■ **LISTED ENTRIES**
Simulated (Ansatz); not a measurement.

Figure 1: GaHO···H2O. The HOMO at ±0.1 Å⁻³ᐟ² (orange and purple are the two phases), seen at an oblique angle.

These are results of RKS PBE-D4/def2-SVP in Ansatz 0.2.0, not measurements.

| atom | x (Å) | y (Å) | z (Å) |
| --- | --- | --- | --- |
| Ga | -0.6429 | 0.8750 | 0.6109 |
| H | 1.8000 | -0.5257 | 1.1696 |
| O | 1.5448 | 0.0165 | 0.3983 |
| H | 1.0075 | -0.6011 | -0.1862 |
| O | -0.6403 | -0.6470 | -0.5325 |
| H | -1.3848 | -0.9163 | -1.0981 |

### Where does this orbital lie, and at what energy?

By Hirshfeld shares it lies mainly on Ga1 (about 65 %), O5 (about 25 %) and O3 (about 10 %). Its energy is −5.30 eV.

■ **ACTIVITY**
Please reproduce exactly the lines above, beginning with the first and ending with the line that contains "### Where does", and include nothing outside that range.

■ **PROBLEM SOLUTION**
Simulated (Ansatz); not a measurement.

Figure 1: GaHO···H2O. The HOMO at ±0.1 Å⁻³ᐟ² (orange and purple are the two phases), seen at an oblique angle.

These are results of RKS PBE-D4/def2-SVP in Ansatz 0.2.0, not measurements.

| atom | x (Å) | y (Å) | z (Å) |
| --- | --- | --- | --- |
| Ga | -0.6429 | 0.8750 | 0.6109 |
| H | 1.8000 | -0.5257 | 1.1696 |
| O | 1.5448 | 0.0165 | 0.3983 |
| H | 1.0075 | -0.6011 | -0.1862 |
| O | -0.6403 | -0.6470 | -0.5325 |
| H | -1.3848 | -0.9163 | -1.0981 |

### Where does this orbital lie, and at what energy?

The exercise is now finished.